▶ [Provided data]:
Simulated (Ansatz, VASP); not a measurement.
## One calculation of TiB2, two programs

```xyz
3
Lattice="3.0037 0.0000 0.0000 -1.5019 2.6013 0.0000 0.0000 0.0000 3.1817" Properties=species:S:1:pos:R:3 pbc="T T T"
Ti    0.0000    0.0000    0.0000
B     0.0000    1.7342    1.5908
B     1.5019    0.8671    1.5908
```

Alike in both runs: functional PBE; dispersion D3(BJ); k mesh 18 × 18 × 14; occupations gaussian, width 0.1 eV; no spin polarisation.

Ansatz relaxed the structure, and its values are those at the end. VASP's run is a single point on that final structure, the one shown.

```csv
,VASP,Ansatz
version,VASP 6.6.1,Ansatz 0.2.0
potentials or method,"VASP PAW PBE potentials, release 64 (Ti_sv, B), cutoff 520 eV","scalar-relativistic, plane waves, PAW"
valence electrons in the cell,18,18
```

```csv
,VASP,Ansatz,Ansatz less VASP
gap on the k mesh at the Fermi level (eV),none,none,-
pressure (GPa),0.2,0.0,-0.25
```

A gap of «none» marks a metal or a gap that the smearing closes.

▶ [Work task]: Set down the lines of the records exactly, from the first one through the line containing "Alike in both", and add nothing else.

▶ [Task response]:
Simulated (Ansatz, VASP); not a measurement.
## One calculation of TiB2, two programs

```xyz
3
Lattice="3.0037 0.0000 0.0000 -1.5019 2.6013 0.0000 0.0000 0.0000 3.1817" Properties=species:S:1:pos:R:3 pbc="T T T"
Ti    0.0000    0.0000    0.0000
B     0.0000    1.7342    1.5908
B     1.5019    0.8671    1.5908
```

Alike in both runs: functional PBE; dispersion D3(BJ); k mesh 18 × 18 × 14; occupations gaussian, width 0.1 eV; no spin polarisation.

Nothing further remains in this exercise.